Start of Block

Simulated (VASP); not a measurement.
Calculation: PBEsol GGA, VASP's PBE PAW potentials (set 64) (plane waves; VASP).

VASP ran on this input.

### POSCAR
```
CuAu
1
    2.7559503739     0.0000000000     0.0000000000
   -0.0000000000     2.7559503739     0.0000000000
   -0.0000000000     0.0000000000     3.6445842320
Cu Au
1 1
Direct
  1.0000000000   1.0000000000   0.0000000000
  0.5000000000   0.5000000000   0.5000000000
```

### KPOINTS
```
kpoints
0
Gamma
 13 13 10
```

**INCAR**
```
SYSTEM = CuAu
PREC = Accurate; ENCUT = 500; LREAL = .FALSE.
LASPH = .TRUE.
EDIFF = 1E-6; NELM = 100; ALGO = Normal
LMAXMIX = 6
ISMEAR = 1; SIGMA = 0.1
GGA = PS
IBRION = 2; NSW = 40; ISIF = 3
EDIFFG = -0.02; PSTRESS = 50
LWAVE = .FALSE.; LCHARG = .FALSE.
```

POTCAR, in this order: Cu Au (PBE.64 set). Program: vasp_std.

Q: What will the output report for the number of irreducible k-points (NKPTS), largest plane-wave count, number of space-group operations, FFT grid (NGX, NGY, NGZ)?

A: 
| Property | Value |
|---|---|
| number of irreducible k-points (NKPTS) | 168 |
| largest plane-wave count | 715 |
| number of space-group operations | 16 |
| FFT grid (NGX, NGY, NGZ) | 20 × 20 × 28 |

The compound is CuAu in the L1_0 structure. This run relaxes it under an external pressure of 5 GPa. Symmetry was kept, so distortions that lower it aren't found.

End of Block

_Brief_
Repeat exactly the lines from the first line of the records above through the line containing "20 × 20 × 28 |", both included, and nothing else.

_Written answer_
Simulated (VASP); not a measurement.
Calculation: PBEsol GGA, VASP's PBE PAW potentials (set 64) (plane waves; VASP).

VASP ran on this input.

### POSCAR
```
CuAu
1
    2.7559503739     0.0000000000     0.0000000000
   -0.0000000000     2.7559503739     0.0000000000
   -0.0000000000     0.0000000000     3.6445842320
Cu Au
1 1
Direct
  1.0000000000   1.0000000000   0.0000000000
  0.5000000000   0.5000000000   0.5000000000
```

### KPOINTS
```
kpoints
0
Gamma
 13 13 10
```

**INCAR**
```
SYSTEM = CuAu
PREC = Accurate; ENCUT = 500; LREAL = .FALSE.
LASPH = .TRUE.
EDIFF = 1E-6; NELM = 100; ALGO = Normal
LMAXMIX = 6
ISMEAR = 1; SIGMA = 0.1
GGA = PS
IBRION = 2; NSW = 40; ISIF = 3
EDIFFG = -0.02; PSTRESS = 50
LWAVE = .FALSE.; LCHARG = .FALSE.
```

POTCAR, in this order: Cu Au (PBE.64 set). Program: vasp_std.

Q: What will the output report for the number of irreducible k-points (NKPTS), largest plane-wave count, number of space-group operations, FFT grid (NGX, NGY, NGZ)?

A: 
| Property | Value |
|---|---|
| number of irreducible k-points (NKPTS) | 168 |
| largest plane-wave count | 715 |
| number of space-group operations | 16 |
| FFT grid (NGX, NGY, NGZ) | 20 × 20 × 28 |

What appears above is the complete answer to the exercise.